— Dataset records —
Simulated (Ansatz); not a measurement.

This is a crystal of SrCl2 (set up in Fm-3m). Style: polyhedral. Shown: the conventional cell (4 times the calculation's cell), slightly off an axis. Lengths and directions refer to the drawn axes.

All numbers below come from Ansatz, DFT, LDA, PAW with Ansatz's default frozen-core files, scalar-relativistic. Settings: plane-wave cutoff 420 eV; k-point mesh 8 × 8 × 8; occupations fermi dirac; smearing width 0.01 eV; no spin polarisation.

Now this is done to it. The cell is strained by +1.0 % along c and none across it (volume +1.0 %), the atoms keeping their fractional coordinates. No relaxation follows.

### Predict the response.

— Required action —
The response should repeat the whole listing exactly.

— Response —
Simulated (Ansatz); not a measurement.

This is a crystal of SrCl2 (set up in Fm-3m). Style: polyhedral. Shown: the conventional cell (4 times the calculation's cell), slightly off an axis. Lengths and directions refer to the drawn axes.

All numbers below come from Ansatz, DFT, LDA, PAW with Ansatz's default frozen-core files, scalar-relativistic. Settings: plane-wave cutoff 420 eV; k-point mesh 8 × 8 × 8; occupations fermi dirac; smearing width 0.01 eV; no spin polarisation.

Now this is done to it. The cell is strained by +1.0 % along c and none across it (volume +1.0 %), the atoms keeping their fractional coordinates. No relaxation follows.

### Predict the response.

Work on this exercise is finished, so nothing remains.